§ Activity: From the first line of the data below through the line holding "1.37 | 130.00 |", write out each line exactly as it stands.

### Extracted records

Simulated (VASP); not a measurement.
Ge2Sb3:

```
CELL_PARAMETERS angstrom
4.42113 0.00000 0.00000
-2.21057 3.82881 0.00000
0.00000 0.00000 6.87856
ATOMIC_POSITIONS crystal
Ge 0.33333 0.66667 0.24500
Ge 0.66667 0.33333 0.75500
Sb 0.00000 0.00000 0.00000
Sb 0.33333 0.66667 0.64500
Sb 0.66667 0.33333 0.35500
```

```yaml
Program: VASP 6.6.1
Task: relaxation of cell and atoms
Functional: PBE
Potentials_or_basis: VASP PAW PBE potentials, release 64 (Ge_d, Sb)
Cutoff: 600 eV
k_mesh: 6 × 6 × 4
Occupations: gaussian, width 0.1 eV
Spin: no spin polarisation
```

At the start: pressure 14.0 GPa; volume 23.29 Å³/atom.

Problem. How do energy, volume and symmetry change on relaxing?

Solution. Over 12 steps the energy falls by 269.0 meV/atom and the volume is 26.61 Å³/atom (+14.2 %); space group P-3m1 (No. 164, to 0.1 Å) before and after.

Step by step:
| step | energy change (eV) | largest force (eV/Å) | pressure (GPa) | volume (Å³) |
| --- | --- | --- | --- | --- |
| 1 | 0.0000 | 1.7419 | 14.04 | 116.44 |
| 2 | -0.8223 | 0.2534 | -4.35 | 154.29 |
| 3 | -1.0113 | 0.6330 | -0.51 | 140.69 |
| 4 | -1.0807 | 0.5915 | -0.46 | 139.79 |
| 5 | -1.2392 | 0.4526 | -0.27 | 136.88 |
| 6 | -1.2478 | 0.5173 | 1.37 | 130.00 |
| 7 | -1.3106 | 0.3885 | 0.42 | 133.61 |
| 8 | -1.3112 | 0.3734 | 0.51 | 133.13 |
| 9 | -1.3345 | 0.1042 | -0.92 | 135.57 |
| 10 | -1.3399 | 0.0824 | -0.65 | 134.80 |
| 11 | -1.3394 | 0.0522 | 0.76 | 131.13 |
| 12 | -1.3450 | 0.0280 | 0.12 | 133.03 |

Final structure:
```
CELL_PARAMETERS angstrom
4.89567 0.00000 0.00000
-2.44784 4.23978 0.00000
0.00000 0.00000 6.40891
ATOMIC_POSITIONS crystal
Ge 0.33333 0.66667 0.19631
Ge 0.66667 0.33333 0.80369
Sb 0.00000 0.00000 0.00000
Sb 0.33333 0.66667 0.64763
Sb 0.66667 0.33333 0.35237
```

######

§ Task response:
Simulated (VASP); not a measurement.
Ge2Sb3:

```
CELL_PARAMETERS angstrom
4.42113 0.00000 0.00000
-2.21057 3.82881 0.00000
0.00000 0.00000 6.87856
ATOMIC_POSITIONS crystal
Ge 0.33333 0.66667 0.24500
Ge 0.66667 0.33333 0.75500
Sb 0.00000 0.00000 0.00000
Sb 0.33333 0.66667 0.64500
Sb 0.66667 0.33333 0.35500
```

```yaml
Program: VASP 6.6.1
Task: relaxation of cell and atoms
Functional: PBE
Potentials_or_basis: VASP PAW PBE potentials, release 64 (Ge_d, Sb)
Cutoff: 600 eV
k_mesh: 6 × 6 × 4
Occupations: gaussian, width 0.1 eV
Spin: no spin polarisation
```

At the start: pressure 14.0 GPa; volume 23.29 Å³/atom.

Problem. How do energy, volume and symmetry change on relaxing?

Solution. Over 12 steps the energy falls by 269.0 meV/atom and the volume is 26.61 Å³/atom (+14.2 %); space group P-3m1 (No. 164, to 0.1 Å) before and after.

Step by step:
| step | energy change (eV) | largest force (eV/Å) | pressure (GPa) | volume (Å³) |
| --- | --- | --- | --- | --- |
| 1 | 0.0000 | 1.7419 | 14.04 | 116.44 |
| 2 | -0.8223 | 0.2534 | -4.35 | 154.29 |
| 3 | -1.0113 | 0.6330 | -0.51 | 140.69 |
| 4 | -1.0807 | 0.5915 | -0.46 | 139.79 |
| 5 | -1.2392 | 0.4526 | -0.27 | 136.88 |
| 6 | -1.2478 | 0.5173 | 1.37 | 130.00 |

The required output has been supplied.